**Assignment:** An exact copy of the listing below is required.

**Supplied material:**
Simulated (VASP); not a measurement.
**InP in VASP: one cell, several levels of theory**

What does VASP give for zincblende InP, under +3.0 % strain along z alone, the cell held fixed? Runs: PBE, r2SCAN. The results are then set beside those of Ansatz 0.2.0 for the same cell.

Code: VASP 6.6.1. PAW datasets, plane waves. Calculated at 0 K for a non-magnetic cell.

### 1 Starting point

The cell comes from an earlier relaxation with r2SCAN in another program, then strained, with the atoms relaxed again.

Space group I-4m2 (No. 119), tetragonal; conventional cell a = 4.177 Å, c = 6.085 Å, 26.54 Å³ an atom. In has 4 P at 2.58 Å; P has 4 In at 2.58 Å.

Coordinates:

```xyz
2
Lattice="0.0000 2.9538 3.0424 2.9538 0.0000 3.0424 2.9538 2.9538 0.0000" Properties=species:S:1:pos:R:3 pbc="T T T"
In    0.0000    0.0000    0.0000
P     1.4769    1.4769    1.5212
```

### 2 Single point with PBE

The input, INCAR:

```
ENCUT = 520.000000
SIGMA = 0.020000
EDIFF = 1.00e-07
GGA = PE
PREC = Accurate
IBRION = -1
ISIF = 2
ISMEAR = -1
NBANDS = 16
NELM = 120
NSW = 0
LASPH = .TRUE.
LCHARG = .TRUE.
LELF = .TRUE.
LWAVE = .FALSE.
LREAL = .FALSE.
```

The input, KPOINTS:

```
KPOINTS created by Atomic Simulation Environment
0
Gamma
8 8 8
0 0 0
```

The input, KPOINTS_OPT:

**Response box:**
Simulated (VASP); not a measurement.
**InP in VASP: one cell, several levels of theory**

What does VASP give for zincblende InP, under +3.0 % strain along z alone, the cell held fixed? Runs: PBE, r2SCAN. The results are then set beside those of Ansatz 0.2.0 for the same cell.

Code: VASP 6.6.1. PAW datasets, plane waves. Calculated at 0 K for a non-magnetic cell.

### 1 Starting point

The cell comes from an earlier relaxation with r2SCAN in another program, then strained, with the atoms relaxed again.

Space group I-4m2 (No. 119), tetragonal; conventional cell a = 4.177 Å, c = 6.085 Å, 26.54 Å³ an atom. In has 4 P at 2.58 Å; P has 4 In at 2.58 Å.

Coordinates:

```xyz
2
Lattice="0.0000 2.9538 3.0424 2.9538 0.0000 3.0424 2.9538 2.9538 0.0000" Properties=species:S:1:pos:R:3 pbc="T T T"
In    0.0000    0.0000    0.0000
P     1.4769    1.4769    1.5212
```

### 2 Single point with PBE

The input, INCAR:

```
ENCUT = 520.000000
SIGMA = 0.020000
EDIFF = 1.00e-07
GGA = PE
PREC = Accurate
IBRION = -1
ISIF = 2
ISMEAR = -1
NBANDS = 16
NELM = 120
NSW = 0
LASPH = .TRUE.
LCHARG = .TRUE.
LELF = .TRUE.
LWAVE = .FALSE.
LREAL = .FALSE.
```

The input, KPOINTS:

```
KPOINTS created by Atomic Simulation Environment
0
Gamma
8 8 8
0 0 0
```

The input, KPOINTS_OPT:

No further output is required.